### [Data under study]
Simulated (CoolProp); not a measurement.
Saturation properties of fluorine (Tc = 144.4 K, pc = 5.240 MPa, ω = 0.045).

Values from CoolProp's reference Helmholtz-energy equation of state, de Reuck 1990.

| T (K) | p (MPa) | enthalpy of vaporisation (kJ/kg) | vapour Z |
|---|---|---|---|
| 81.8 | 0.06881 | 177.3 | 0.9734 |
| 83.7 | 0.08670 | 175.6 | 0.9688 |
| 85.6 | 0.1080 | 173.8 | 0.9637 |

### [Work order]
Using the data above, return each line exactly as written.

### [Your response]
Simulated (CoolProp); not a measurement.
Saturation properties of fluorine (Tc = 144.4 K, pc = 5.240 MPa, ω = 0.045).

Values from CoolProp's reference Helmholtz-energy equation of state, de Reuck 1990.

| T (K) | p (MPa) | enthalpy of vaporisation (kJ/kg) | vapour Z |
|---|---|---|---|
| 81.8 | 0.06881 | 177.3 | 0.9734 |
| 83.7 | 0.08670 | 175.6 | 0.9688 |
| 85.6 | 0.1080 | 173.8 | 0.9637 |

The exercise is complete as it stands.